[TASK ITEM]: Print exactly what the entries say, line by line, from the first line down to the one with "The density hangs", inclusive.

[EXCERPTED DATA]:
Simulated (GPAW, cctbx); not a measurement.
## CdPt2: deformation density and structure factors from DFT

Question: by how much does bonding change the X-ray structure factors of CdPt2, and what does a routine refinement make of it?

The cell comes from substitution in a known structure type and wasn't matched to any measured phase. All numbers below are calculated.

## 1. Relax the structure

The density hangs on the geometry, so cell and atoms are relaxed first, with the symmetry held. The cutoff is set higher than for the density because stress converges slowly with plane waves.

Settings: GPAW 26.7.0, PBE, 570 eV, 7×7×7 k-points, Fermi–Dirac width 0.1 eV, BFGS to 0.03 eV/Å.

[RESULT]:
Simulated (GPAW, cctbx); not a measurement.
## CdPt2: deformation density and structure factors from DFT

Question: by how much does bonding change the X-ray structure factors of CdPt2, and what does a routine refinement make of it?

The cell comes from substitution in a known structure type and wasn't matched to any measured phase. All numbers below are calculated.

## 1. Relax the structure

The density hangs on the geometry, so cell and atoms are relaxed first, with the symmetry held. The cutoff is set higher than for the density because stress converges slowly with plane waves.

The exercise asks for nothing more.